—————
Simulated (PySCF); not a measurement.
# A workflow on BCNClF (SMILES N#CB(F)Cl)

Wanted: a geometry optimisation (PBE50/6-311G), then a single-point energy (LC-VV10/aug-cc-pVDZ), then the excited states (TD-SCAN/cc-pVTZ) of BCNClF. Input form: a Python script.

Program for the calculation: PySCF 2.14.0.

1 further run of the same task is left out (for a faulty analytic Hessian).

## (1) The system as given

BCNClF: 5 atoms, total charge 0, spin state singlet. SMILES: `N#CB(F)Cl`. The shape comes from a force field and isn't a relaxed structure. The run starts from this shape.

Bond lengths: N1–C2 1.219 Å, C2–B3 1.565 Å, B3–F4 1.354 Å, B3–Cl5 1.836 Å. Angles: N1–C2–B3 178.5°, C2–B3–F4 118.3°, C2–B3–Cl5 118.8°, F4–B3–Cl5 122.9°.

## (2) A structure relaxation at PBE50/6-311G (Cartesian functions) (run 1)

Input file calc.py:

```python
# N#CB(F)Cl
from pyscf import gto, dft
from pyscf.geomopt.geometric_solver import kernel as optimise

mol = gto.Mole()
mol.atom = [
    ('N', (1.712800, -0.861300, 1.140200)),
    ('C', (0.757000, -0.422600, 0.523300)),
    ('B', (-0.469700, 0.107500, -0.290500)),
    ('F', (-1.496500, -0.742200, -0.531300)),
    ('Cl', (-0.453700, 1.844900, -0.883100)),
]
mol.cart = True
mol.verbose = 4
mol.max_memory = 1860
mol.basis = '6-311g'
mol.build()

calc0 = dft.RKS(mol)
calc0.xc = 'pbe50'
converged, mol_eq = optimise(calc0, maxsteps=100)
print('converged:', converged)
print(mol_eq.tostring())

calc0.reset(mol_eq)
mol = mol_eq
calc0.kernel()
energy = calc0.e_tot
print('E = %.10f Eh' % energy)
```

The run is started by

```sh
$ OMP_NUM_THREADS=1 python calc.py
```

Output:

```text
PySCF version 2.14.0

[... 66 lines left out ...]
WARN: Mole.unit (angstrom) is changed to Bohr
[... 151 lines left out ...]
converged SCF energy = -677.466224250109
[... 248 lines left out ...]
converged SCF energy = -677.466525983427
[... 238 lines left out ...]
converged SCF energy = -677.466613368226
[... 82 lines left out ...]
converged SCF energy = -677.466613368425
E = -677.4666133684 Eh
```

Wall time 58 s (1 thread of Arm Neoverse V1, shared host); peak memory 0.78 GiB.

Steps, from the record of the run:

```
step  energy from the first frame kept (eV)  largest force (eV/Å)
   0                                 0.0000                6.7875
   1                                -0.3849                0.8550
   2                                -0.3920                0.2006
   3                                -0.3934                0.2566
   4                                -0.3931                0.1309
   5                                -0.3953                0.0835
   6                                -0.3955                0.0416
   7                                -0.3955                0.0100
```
—————

Write down again the exact lines running from the beginning of the data to the line containing "Bond lengths: N1–C2", with both ends included.

— Task result —
Simulated (PySCF); not a measurement.
# A workflow on BCNClF (SMILES N#CB(F)Cl)

Wanted: a geometry optimisation (PBE50/6-311G), then a single-point energy (LC-VV10/aug-cc-pVDZ), then the excited states (TD-SCAN/cc-pVTZ) of BCNClF. Input form: a Python script.

Program for the calculation: PySCF 2.14.0.

1 further run of the same task is left out (for a faulty analytic Hessian).

## (1) The system as given

BCNClF: 5 atoms, total charge 0, spin state singlet. SMILES: `N#CB(F)Cl`. The shape comes from a force field and isn't a relaxed structure. The run starts from this shape.

Bond lengths: N1–C2 1.219 Å, C2–B3 1.565 Å, B3–F4 1.354 Å, B3–Cl5 1.836 Å. Angles: N1–C2–B3 178.5°, C2–B3–F4 118.3°, C2–B3–Cl5 118.8°, F4–B3–Cl5 122.9°.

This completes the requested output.